◆ **EXERCISE**: The data below is to be output in full, unchanged.

◆ **RECORDS SUPPLIED**:
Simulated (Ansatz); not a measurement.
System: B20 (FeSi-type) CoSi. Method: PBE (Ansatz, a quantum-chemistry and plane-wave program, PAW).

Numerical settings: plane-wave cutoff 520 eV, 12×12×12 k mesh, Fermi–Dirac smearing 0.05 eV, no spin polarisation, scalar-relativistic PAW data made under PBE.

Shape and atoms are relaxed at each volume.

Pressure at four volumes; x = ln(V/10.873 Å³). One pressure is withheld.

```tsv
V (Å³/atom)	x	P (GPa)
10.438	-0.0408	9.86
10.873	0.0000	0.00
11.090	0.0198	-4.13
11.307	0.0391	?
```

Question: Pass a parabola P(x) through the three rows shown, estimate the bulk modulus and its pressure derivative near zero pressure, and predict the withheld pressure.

◆ **ANSWER SECTION**:
Simulated (Ansatz); not a measurement.
System: B20 (FeSi-type) CoSi. Method: PBE (Ansatz, a quantum-chemistry and plane-wave program, PAW).

Numerical settings: plane-wave cutoff 520 eV, 12×12×12 k mesh, Fermi–Dirac smearing 0.05 eV, no spin polarisation, scalar-relativistic PAW data made under PBE.

Shape and atoms are relaxed at each volume.

Pressure at four volumes; x = ln(V/10.873 Å³). One pressure is withheld.

```tsv
V (Å³/atom)	x	P (GPa)
10.438	-0.0408	9.86
10.873	0.0000	0.00
11.090	0.0198	-4.13
11.307	0.0391	?
```

Question: Pass a parabola P(x) through the three rows shown, estimate the bulk modulus and its pressure derivative near zero pressure, and predict the withheld pressure.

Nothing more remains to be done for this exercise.